▶ WORK INSTRUCTION
Every entry must be echoed exactly.

▶ DATA EXTRACT
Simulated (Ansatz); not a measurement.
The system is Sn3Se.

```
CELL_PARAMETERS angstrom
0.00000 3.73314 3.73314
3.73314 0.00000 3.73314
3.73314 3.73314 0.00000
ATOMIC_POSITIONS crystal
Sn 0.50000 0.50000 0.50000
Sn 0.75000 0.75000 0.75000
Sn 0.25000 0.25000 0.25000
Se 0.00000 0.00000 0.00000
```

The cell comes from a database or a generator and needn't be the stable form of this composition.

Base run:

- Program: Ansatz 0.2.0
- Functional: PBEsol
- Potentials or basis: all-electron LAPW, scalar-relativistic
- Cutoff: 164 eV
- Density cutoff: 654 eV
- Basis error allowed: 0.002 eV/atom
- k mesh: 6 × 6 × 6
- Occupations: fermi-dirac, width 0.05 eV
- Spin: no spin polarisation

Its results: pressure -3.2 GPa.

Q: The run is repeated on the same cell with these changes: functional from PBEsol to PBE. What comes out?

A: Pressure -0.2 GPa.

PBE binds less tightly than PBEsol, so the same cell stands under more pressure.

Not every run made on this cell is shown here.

▶ TASK OUTPUT
Simulated (Ansatz); not a measurement.
The system is Sn3Se.

```
CELL_PARAMETERS angstrom
0.00000 3.73314 3.73314
3.73314 0.00000 3.73314
3.73314 3.73314 0.00000
ATOMIC_POSITIONS crystal
Sn 0.50000 0.50000 0.50000
Sn 0.75000 0.75000 0.75000
Sn 0.25000 0.25000 0.25000
Se 0.00000 0.00000 0.00000
```

The cell comes from a database or a generator and needn't be the stable form of this composition.

Base run:

- Program: Ansatz 0.2.0
- Functional: PBEsol
- Potentials or basis: all-electron LAPW, scalar-relativistic
- Cutoff: 164 eV
- Density cutoff: 654 eV
- Basis error allowed: 0.002 eV/atom
- k mesh: 6 × 6 × 6
- Occupations: fermi-dirac, width 0.05 eV
- Spin: no spin polarisation

Its results: pressure -3.2 GPa.

Q: The run is repeated on the same cell with these changes: functional from PBEsol to PBE. What comes out?

A: Pressure -0.2 GPa.

PBE binds less tightly than PBEsol, so the same cell stands under more pressure.

Not every run made on this cell is shown here.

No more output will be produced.